(EXERCISE): A word-for-word transcription of the listing is all that is needed.

┄┄┄┄┄┄┄┄┄┄
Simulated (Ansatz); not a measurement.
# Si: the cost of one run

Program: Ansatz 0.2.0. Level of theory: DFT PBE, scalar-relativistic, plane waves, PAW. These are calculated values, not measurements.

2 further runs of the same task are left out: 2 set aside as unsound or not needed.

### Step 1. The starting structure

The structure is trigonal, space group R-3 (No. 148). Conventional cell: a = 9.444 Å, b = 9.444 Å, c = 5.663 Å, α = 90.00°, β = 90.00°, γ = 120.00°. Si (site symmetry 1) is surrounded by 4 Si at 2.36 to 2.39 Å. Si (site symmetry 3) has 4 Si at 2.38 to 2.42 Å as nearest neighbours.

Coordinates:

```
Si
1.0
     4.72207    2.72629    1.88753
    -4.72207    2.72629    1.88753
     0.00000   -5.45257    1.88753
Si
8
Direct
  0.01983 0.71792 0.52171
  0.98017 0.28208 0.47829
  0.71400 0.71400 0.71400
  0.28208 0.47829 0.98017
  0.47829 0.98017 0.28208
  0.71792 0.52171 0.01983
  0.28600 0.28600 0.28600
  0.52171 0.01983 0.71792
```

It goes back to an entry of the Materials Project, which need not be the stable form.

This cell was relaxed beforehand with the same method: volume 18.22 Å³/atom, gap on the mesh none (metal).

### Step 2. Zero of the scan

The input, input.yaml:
┄┄┄┄┄┄┄┄┄┄

(EXPECTED ANSWER):
Simulated (Ansatz); not a measurement.
# Si: the cost of one run

Program: Ansatz 0.2.0. Level of theory: DFT PBE, scalar-relativistic, plane waves, PAW. These are calculated values, not measurements.

2 further runs of the same task are left out: 2 set aside as unsound or not needed.

### Step 1. The starting structure

The structure is trigonal, space group R-3 (No. 148). Conventional cell: a = 9.444 Å, b = 9.444 Å, c = 5.663 Å, α = 90.00°, β = 90.00°, γ = 120.00°. Si (site symmetry 1) is surrounded by 4 Si at 2.36 to 2.39 Å. Si (site symmetry 3) has 4 Si at 2.38 to 2.42 Å as nearest neighbours.

Coordinates:

```
Si
1.0
     4.72207    2.72629    1.88753
    -4.72207    2.72629    1.88753
     0.00000   -5.45257    1.88753
Si
8
Direct
  0.01983 0.71792 0.52171
  0.98017 0.28208 0.47829
  0.71400 0.71400 0.71400
  0.28208 0.47829 0.98017
  0.47829 0.98017 0.28208
  0.71792 0.52171 0.01983
  0.28600 0.28600 0.28600
  0.52171 0.01983 0.71792
```

It goes back to an entry of the Materials Project, which need not be the stable form.

This cell was relaxed beforehand with the same method: volume 18.22 Å³/atom, gap on the mesh none (metal).

### Step 2. Zero of the scan

The input, input.yaml:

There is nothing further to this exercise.